========================================

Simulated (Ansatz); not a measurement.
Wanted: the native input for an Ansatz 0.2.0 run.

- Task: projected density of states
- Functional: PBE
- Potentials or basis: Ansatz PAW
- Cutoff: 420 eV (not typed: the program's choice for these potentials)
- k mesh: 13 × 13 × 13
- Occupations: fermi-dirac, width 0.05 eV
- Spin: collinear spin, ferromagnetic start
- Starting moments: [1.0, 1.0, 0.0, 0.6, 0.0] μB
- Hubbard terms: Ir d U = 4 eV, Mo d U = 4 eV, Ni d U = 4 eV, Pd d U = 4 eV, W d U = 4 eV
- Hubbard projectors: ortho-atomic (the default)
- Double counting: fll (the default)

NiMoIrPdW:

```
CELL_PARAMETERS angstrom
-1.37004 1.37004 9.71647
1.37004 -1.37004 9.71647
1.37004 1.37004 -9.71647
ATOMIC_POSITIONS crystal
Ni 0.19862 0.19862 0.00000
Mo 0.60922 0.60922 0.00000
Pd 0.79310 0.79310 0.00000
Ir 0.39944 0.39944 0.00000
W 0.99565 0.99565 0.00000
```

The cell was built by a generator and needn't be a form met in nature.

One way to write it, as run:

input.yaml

========================================

• [Exercise]: Each line from the top of the records through the one with "The cell was" should be returned exactly. Leave out everything else.

• [Exercise output]:
Simulated (Ansatz); not a measurement.
Wanted: the native input for an Ansatz 0.2.0 run.

- Task: projected density of states
- Functional: PBE
- Potentials or basis: Ansatz PAW
- Cutoff: 420 eV (not typed: the program's choice for these potentials)
- k mesh: 13 × 13 × 13
- Occupations: fermi-dirac, width 0.05 eV
- Spin: collinear spin, ferromagnetic start
- Starting moments: [1.0, 1.0, 0.0, 0.6, 0.0] μB
- Hubbard terms: Ir d U = 4 eV, Mo d U = 4 eV, Ni d U = 4 eV, Pd d U = 4 eV, W d U = 4 eV
- Hubbard projectors: ortho-atomic (the default)
- Double counting: fll (the default)

NiMoIrPdW:

```
CELL_PARAMETERS angstrom
-1.37004 1.37004 9.71647
1.37004 -1.37004 9.71647
1.37004 1.37004 -9.71647
ATOMIC_POSITIONS crystal
Ni 0.19862 0.19862 0.00000
Mo 0.60922 0.60922 0.00000
Pd 0.79310 0.79310 0.00000
Ir 0.39944 0.39944 0.00000
W 0.99565 0.99565 0.00000
```

The cell was built by a generator and needn't be a form met in nature.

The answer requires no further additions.